GIVEN INFORMATION below:
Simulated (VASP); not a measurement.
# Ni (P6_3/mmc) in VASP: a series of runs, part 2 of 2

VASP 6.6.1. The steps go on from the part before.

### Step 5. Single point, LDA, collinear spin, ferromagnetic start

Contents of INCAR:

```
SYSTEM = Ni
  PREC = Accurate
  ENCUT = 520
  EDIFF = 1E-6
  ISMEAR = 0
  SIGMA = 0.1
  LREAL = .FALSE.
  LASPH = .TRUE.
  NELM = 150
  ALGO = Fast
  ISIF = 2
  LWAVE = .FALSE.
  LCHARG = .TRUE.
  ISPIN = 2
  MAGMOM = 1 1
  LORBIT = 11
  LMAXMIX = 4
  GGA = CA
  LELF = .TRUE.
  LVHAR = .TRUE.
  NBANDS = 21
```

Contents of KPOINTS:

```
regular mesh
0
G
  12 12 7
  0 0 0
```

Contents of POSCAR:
End of GIVEN INFORMATION.

▶ [WORK ORDER] Output the data once more, exactly as given.

▶ [TASK RESPONSE]
Simulated (VASP); not a measurement.
# Ni (P6_3/mmc) in VASP: a series of runs, part 2 of 2

VASP 6.6.1. The steps go on from the part before.

### Step 5. Single point, LDA, collinear spin, ferromagnetic start

Contents of INCAR:

```
SYSTEM = Ni
  PREC = Accurate
  ENCUT = 520
  EDIFF = 1E-6
  ISMEAR = 0
  SIGMA = 0.1
  LREAL = .FALSE.
  LASPH = .TRUE.
  NELM = 150
  ALGO = Fast
  ISIF = 2
  LWAVE = .FALSE.
  LCHARG = .TRUE.
  ISPIN = 2
  MAGMOM = 1 1
  LORBIT = 11
  LMAXMIX = 4
  GGA = CA
  LELF = .TRUE.
  LVHAR = .TRUE.
  NBANDS = 21
```

Contents of KPOINTS:

```
regular mesh
0
G
  12 12 7
  0 0 0
```

Contents of POSCAR:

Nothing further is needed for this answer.